▶ **Work request**:
Transcribe the data in full, keeping each line exactly as it appears.

▶ **Records provided**:
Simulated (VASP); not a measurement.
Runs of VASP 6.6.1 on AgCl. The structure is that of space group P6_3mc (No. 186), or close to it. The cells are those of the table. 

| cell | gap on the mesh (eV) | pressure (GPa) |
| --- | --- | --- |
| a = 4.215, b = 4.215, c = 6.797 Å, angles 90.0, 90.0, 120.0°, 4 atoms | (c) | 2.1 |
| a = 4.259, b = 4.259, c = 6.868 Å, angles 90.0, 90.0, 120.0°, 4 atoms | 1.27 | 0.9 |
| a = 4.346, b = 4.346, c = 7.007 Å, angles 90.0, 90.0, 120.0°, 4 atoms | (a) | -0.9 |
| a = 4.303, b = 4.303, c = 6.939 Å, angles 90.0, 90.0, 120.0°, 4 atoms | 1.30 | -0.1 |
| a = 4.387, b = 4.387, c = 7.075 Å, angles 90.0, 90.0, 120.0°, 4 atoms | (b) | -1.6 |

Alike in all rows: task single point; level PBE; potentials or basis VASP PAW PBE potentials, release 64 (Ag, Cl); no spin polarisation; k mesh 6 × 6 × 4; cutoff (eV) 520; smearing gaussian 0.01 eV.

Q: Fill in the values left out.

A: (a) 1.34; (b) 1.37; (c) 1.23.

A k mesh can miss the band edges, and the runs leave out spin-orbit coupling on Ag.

▶ **Task solution**:
Simulated (VASP); not a measurement.
Runs of VASP 6.6.1 on AgCl. The structure is that of space group P6_3mc (No. 186), or close to it. The cells are those of the table. 

| cell | gap on the mesh (eV) | pressure (GPa) |
| --- | --- | --- |
| a = 4.215, b = 4.215, c = 6.797 Å, angles 90.0, 90.0, 120.0°, 4 atoms | (c) | 2.1 |
| a = 4.259, b = 4.259, c = 6.868 Å, angles 90.0, 90.0, 120.0°, 4 atoms | 1.27 | 0.9 |
| a = 4.346, b = 4.346, c = 7.007 Å, angles 90.0, 90.0, 120.0°, 4 atoms | (a) | -0.9 |
| a = 4.303, b = 4.303, c = 6.939 Å, angles 90.0, 90.0, 120.0°, 4 atoms | 1.30 | -0.1 |
| a = 4.387, b = 4.387, c = 7.075 Å, angles 90.0, 90.0, 120.0°, 4 atoms | (b) | -1.6 |

Alike in all rows: task single point; level PBE; potentials or basis VASP PAW PBE potentials, release 64 (Ag, Cl); no spin polarisation; k mesh 6 × 6 × 4; cutoff (eV) 520; smearing gaussian 0.01 eV.

Q: Fill in the values left out.

A: (a) 1.34; (b) 1.37; (c) 1.23.

A k mesh can miss the band edges, and the runs leave out spin-orbit coupling on Ag.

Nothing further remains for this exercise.